• **Activity**: From the first line to the last, copy the listing below word for word.

┌──
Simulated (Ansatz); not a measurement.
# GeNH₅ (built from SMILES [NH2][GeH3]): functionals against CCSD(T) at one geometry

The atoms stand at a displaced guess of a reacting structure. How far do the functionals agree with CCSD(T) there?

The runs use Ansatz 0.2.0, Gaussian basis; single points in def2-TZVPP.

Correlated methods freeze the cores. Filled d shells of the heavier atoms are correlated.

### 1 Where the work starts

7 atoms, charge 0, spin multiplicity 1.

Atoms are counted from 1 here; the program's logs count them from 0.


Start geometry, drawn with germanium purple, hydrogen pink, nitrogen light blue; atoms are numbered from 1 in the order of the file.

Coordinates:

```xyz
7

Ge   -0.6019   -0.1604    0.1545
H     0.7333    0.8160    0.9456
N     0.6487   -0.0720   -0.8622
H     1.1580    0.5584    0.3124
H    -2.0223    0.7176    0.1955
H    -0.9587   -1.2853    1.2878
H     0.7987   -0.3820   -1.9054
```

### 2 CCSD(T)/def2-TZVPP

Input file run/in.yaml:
└──

• **Task solution**:
Simulated (Ansatz); not a measurement.
# GeNH₅ (built from SMILES [NH2][GeH3]): functionals against CCSD(T) at one geometry

The atoms stand at a displaced guess of a reacting structure. How far do the functionals agree with CCSD(T) there?

The runs use Ansatz 0.2.0, Gaussian basis; single points in def2-TZVPP.

Correlated methods freeze the cores. Filled d shells of the heavier atoms are correlated.

### 1 Where the work starts

7 atoms, charge 0, spin multiplicity 1.

Atoms are counted from 1 here; the program's logs count them from 0.


Start geometry, drawn with germanium purple, hydrogen pink, nitrogen light blue; atoms are numbered from 1 in the order of the file.

Coordinates:

```xyz
7

Ge   -0.6019   -0.1604    0.1545
H     0.7333    0.8160    0.9456
N     0.6487   -0.0720   -0.8622
H     1.1580    0.5584    0.3124
H    -2.0223    0.7176    0.1955
H    -0.9587   -1.2853    1.2878
H     0.7987   -0.3820   -1.9054
```

### 2 CCSD(T)/def2-TZVPP

Input file run/in.yaml:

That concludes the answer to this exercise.